Write the listing below again, word for word.

::::::::
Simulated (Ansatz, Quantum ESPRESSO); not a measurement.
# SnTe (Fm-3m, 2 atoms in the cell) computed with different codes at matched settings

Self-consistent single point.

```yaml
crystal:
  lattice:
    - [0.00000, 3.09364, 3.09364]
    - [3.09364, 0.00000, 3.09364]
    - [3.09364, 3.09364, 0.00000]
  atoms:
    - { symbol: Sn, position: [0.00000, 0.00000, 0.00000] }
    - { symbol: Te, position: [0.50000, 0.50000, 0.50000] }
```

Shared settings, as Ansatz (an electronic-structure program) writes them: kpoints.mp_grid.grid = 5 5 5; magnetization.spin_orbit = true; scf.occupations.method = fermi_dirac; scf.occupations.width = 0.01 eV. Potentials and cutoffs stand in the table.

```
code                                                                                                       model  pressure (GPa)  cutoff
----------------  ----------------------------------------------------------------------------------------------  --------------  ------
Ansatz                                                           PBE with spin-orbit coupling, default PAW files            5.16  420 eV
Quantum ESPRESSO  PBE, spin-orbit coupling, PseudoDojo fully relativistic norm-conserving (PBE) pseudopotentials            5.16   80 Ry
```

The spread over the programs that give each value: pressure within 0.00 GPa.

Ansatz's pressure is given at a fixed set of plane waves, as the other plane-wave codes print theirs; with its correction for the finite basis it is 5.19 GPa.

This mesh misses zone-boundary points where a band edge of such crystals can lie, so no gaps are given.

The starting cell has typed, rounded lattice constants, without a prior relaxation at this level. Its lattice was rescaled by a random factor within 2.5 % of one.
::::::::

▶ **Solution**
Simulated (Ansatz, Quantum ESPRESSO); not a measurement.
# SnTe (Fm-3m, 2 atoms in the cell) computed with different codes at matched settings

Self-consistent single point.

```yaml
crystal:
  lattice:
    - [0.00000, 3.09364, 3.09364]
    - [3.09364, 0.00000, 3.09364]
    - [3.09364, 3.09364, 0.00000]
  atoms:
    - { symbol: Sn, position: [0.00000, 0.00000, 0.00000] }
    - { symbol: Te, position: [0.50000, 0.50000, 0.50000] }
```

Shared settings, as Ansatz (an electronic-structure program) writes them: kpoints.mp_grid.grid = 5 5 5; magnetization.spin_orbit = true; scf.occupations.method = fermi_dirac; scf.occupations.width = 0.01 eV. Potentials and cutoffs stand in the table.

```
code                                                                                                       model  pressure (GPa)  cutoff
----------------  ----------------------------------------------------------------------------------------------  --------------  ------
Ansatz                                                           PBE with spin-orbit coupling, default PAW files            5.16  420 eV
Quantum ESPRESSO  PBE, spin-orbit coupling, PseudoDojo fully relativistic norm-conserving (PBE) pseudopotentials            5.16   80 Ry
```

The spread over the programs that give each value: pressure within 0.00 GPa.

Ansatz's pressure is given at a fixed set of plane waves, as the other plane-wave codes print theirs; with its correction for the finite basis it is 5.19 GPa.

This mesh misses zone-boundary points where a band edge of such crystals can lie, so no gaps are given.

The starting cell has typed, rounded lattice constants, without a prior relaxation at this level. Its lattice was rescaled by a random factor within 2.5 % of one.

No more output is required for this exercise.